• Exercise: Print the listing below exactly as written.

(Given data begins)

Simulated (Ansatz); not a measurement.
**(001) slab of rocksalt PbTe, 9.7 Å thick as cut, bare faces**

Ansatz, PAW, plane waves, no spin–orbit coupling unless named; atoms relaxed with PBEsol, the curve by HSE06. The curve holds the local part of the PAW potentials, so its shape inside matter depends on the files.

(Given data ends)

• Task result:
Simulated (Ansatz); not a measurement.
**(001) slab of rocksalt PbTe, 9.7 Å thick as cut, bare faces**

Ansatz, PAW, plane waves, no spin–orbit coupling unless named; atoms relaxed with PBEsol, the curve by HSE06. The curve holds the local part of the PAW potentials, so its shape inside matter depends on the files.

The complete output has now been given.